━━━━━━━━━━━━━━━━

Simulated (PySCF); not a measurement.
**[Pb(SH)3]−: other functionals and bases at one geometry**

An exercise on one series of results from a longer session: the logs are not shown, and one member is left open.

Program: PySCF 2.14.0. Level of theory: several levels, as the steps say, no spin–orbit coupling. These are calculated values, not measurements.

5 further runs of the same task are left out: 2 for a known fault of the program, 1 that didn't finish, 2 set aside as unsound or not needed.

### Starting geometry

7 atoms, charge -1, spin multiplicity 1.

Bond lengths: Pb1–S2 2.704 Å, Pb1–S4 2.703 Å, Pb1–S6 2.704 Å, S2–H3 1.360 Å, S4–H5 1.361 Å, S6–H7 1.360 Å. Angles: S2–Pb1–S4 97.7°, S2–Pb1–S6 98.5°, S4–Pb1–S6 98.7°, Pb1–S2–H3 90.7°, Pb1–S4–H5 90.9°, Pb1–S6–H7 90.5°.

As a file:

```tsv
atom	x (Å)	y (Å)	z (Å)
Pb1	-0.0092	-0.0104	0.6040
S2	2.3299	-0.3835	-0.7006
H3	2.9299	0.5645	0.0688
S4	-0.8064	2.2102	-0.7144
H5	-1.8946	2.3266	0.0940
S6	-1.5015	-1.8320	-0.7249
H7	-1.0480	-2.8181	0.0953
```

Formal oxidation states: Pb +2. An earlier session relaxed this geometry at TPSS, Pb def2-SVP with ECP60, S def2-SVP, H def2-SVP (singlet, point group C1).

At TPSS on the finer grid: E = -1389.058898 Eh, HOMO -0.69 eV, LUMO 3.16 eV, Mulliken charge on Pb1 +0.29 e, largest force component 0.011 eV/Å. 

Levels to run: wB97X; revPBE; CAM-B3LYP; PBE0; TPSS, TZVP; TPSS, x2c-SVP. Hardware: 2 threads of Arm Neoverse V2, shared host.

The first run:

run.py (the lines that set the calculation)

━━━━━━━━━━━━━━━━

▶ [TASK ITEM]
Every line from the top of the material through the line containing "Levels to run: wB97X;" must be transcribed exactly, and no other line may appear.

▶ [ANSWER SPACE]
Simulated (PySCF); not a measurement.
**[Pb(SH)3]−: other functionals and bases at one geometry**

An exercise on one series of results from a longer session: the logs are not shown, and one member is left open.

Program: PySCF 2.14.0. Level of theory: several levels, as the steps say, no spin–orbit coupling. These are calculated values, not measurements.

5 further runs of the same task are left out: 2 for a known fault of the program, 1 that didn't finish, 2 set aside as unsound or not needed.

### Starting geometry

7 atoms, charge -1, spin multiplicity 1.

Bond lengths: Pb1–S2 2.704 Å, Pb1–S4 2.703 Å, Pb1–S6 2.704 Å, S2–H3 1.360 Å, S4–H5 1.361 Å, S6–H7 1.360 Å. Angles: S2–Pb1–S4 97.7°, S2–Pb1–S6 98.5°, S4–Pb1–S6 98.7°, Pb1–S2–H3 90.7°, Pb1–S4–H5 90.9°, Pb1–S6–H7 90.5°.

As a file:

```tsv
atom	x (Å)	y (Å)	z (Å)
Pb1	-0.0092	-0.0104	0.6040
S2	2.3299	-0.3835	-0.7006
H3	2.9299	0.5645	0.0688
S4	-0.8064	2.2102	-0.7144
H5	-1.8946	2.3266	0.0940
S6	-1.5015	-1.8320	-0.7249
H7	-1.0480	-2.8181	0.0953
```

Formal oxidation states: Pb +2. An earlier session relaxed this geometry at TPSS, Pb def2-SVP with ECP60, S def2-SVP, H def2-SVP (singlet, point group C1).

At TPSS on the finer grid: E = -1389.058898 Eh, HOMO -0.69 eV, LUMO 3.16 eV, Mulliken charge on Pb1 +0.29 e, largest force component 0.011 eV/Å. 

Levels to run: wB97X; revPBE; CAM-B3LYP; PBE0; TPSS, TZVP; TPSS, x2c-SVP. Hardware: 2 threads of Arm Neoverse V2, shared host.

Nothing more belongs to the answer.